[Work order] All lines between the start of the listing below and the line containing "Question: Judge from", inclusive, must be repeated exactly.

[Information supplied]
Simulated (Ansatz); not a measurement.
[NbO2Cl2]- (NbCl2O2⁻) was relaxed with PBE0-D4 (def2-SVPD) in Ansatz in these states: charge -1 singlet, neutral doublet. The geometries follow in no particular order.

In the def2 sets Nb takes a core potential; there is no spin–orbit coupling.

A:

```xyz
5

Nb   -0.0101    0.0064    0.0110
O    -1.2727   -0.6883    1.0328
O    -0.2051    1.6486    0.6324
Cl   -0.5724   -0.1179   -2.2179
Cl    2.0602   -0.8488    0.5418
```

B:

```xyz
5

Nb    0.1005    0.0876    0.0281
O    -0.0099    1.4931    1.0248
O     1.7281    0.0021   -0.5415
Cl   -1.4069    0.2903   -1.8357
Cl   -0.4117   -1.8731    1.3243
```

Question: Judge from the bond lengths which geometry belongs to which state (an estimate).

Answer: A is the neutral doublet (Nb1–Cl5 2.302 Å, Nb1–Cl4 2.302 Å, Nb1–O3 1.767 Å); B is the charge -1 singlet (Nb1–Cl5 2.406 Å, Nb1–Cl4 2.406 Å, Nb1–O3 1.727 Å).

[Task response]
Simulated (Ansatz); not a measurement.
[NbO2Cl2]- (NbCl2O2⁻) was relaxed with PBE0-D4 (def2-SVPD) in Ansatz in these states: charge -1 singlet, neutral doublet. The geometries follow in no particular order.

In the def2 sets Nb takes a core potential; there is no spin–orbit coupling.

A:

```xyz
5

Nb   -0.0101    0.0064    0.0110
O    -1.2727   -0.6883    1.0328
O    -0.2051    1.6486    0.6324
Cl   -0.5724   -0.1179   -2.2179
Cl    2.0602   -0.8488    0.5418
```

B:

```xyz
5

Nb    0.1005    0.0876    0.0281
O    -0.0099    1.4931    1.0248
O     1.7281    0.0021   -0.5415
Cl   -1.4069    0.2903   -1.8357
Cl   -0.4117   -1.8731    1.3243
```

Question: Judge from the bond lengths which geometry belongs to which state (an estimate).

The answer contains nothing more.